Up to and including the line with "It takes space", reproduce the listing below exactly, beginning at its first line.

——

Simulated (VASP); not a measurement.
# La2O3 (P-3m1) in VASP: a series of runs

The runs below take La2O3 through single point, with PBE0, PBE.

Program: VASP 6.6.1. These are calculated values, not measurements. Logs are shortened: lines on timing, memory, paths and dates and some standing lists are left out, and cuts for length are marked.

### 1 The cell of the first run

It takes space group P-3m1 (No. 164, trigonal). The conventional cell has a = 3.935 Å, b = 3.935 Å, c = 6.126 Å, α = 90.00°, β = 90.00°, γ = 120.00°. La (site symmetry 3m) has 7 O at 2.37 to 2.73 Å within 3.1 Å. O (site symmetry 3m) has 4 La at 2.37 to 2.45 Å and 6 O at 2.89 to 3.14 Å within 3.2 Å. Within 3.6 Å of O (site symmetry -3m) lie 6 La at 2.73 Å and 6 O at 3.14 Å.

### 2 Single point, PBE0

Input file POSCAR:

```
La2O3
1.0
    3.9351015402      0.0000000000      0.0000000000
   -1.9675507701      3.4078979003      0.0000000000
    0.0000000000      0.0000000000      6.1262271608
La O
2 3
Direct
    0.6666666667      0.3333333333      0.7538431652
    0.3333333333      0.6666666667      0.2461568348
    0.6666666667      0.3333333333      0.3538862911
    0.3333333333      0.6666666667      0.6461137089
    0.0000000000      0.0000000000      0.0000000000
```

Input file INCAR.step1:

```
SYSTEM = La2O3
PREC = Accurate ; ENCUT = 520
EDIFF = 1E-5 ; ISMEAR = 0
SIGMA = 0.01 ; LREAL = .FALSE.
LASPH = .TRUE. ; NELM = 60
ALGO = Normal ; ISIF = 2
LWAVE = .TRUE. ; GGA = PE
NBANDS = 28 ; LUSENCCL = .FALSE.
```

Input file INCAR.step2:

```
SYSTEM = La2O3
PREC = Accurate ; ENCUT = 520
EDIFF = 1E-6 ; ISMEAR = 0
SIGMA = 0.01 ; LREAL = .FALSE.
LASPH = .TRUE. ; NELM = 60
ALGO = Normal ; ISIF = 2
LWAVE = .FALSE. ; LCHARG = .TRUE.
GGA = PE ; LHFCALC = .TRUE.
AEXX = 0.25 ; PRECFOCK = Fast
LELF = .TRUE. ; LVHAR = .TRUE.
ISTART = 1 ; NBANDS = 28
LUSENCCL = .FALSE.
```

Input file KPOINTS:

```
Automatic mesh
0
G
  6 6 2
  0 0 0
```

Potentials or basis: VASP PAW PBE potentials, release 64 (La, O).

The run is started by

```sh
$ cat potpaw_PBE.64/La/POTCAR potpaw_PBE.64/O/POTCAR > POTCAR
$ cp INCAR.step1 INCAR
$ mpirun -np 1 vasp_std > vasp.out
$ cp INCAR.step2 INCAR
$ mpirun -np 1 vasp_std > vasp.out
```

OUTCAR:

——

» **Exercise solution**
Simulated (VASP); not a measurement.
# La2O3 (P-3m1) in VASP: a series of runs

The runs below take La2O3 through single point, with PBE0, PBE.

Program: VASP 6.6.1. These are calculated values, not measurements. Logs are shortened: lines on timing, memory, paths and dates and some standing lists are left out, and cuts for length are marked.

### 1 The cell of the first run

It takes space group P-3m1 (No. 164, trigonal). The conventional cell has a = 3.935 Å, b = 3.935 Å, c = 6.126 Å, α = 90.00°, β = 90.00°, γ = 120.00°. La (site symmetry 3m) has 7 O at 2.37 to 2.73 Å within 3.1 Å. O (site symmetry 3m) has 4 La at 2.37 to 2.45 Å and 6 O at 2.89 to 3.14 Å within 3.2 Å. Within 3.6 Å of O (site symmetry -3m) lie 6 La at 2.73 Å and 6 O at 3.14 Å.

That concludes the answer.